(ENTRIES SUPPLIED)

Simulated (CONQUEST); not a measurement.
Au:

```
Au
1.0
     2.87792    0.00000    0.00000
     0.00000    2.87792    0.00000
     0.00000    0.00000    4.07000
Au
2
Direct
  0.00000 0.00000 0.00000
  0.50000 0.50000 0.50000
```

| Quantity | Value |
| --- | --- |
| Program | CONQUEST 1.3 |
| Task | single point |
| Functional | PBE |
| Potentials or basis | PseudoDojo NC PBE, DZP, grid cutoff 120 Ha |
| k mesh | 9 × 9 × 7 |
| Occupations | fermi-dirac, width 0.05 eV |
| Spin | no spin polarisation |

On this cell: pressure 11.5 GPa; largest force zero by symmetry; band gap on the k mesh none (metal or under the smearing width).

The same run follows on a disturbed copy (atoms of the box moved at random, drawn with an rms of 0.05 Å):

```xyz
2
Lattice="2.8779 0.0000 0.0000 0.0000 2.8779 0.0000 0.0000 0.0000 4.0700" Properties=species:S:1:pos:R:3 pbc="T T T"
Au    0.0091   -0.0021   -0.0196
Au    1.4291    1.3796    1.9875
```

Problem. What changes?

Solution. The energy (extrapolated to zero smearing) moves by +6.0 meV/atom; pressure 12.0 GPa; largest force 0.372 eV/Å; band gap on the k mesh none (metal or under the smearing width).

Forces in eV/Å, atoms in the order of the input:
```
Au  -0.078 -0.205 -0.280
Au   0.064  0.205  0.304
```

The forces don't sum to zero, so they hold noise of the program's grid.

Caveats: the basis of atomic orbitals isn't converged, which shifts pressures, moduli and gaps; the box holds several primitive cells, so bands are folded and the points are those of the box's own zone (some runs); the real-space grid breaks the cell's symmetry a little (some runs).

(End ENTRIES SUPPLIED)

- REQUIREMENT -
What is needed is an exact copy of the entries from their first line down to the line with "On this cell: pressure", that line included, and nothing beyond it.

- YOUR RESPONSE -
Simulated (CONQUEST); not a measurement.
Au:

```
Au
1.0
     2.87792    0.00000    0.00000
     0.00000    2.87792    0.00000
     0.00000    0.00000    4.07000
Au
2
Direct
  0.00000 0.00000 0.00000
  0.50000 0.50000 0.50000
```

| Quantity | Value |
| --- | --- |
| Program | CONQUEST 1.3 |
| Task | single point |
| Functional | PBE |
| Potentials or basis | PseudoDojo NC PBE, DZP, grid cutoff 120 Ha |
| k mesh | 9 × 9 × 7 |
| Occupations | fermi-dirac, width 0.05 eV |
| Spin | no spin polarisation |

On this cell: pressure 11.5 GPa; largest force zero by symmetry; band gap on the k mesh none (metal or under the smearing width).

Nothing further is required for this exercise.